Requirement:
Render every entry verbatim.

****************
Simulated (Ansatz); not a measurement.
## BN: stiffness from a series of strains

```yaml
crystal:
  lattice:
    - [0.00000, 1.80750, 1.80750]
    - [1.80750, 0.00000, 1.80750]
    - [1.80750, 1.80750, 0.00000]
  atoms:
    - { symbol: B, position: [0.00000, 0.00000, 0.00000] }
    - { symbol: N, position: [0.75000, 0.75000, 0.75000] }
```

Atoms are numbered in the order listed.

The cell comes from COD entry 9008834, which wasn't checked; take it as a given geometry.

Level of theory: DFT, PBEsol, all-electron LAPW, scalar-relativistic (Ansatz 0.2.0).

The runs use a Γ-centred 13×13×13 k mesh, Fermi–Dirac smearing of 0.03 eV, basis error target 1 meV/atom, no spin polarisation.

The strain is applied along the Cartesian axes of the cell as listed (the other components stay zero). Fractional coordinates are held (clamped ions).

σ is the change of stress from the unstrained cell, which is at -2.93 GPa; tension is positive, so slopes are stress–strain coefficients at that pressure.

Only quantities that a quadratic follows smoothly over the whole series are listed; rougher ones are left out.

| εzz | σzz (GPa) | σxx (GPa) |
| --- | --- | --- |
****************

Task solution:
Simulated (Ansatz); not a measurement.
## BN: stiffness from a series of strains

```yaml
crystal:
  lattice:
    - [0.00000, 1.80750, 1.80750]
    - [1.80750, 0.00000, 1.80750]
    - [1.80750, 1.80750, 0.00000]
  atoms:
    - { symbol: B, position: [0.00000, 0.00000, 0.00000] }
    - { symbol: N, position: [0.75000, 0.75000, 0.75000] }
```

Atoms are numbered in the order listed.

The cell comes from COD entry 9008834, which wasn't checked; take it as a given geometry.

Level of theory: DFT, PBEsol, all-electron LAPW, scalar-relativistic (Ansatz 0.2.0).

The runs use a Γ-centred 13×13×13 k mesh, Fermi–Dirac smearing of 0.03 eV, basis error target 1 meV/atom, no spin polarisation.

The strain is applied along the Cartesian axes of the cell as listed (the other components stay zero). Fractional coordinates are held (clamped ions).

σ is the change of stress from the unstrained cell, which is at -2.93 GPa; tension is positive, so slopes are stress–strain coefficients at that pressure.

Only quantities that a quadratic follows smoothly over the whole series are listed; rougher ones are left out.

| εzz | σzz (GPa) | σxx (GPa) |
| --- | --- | --- |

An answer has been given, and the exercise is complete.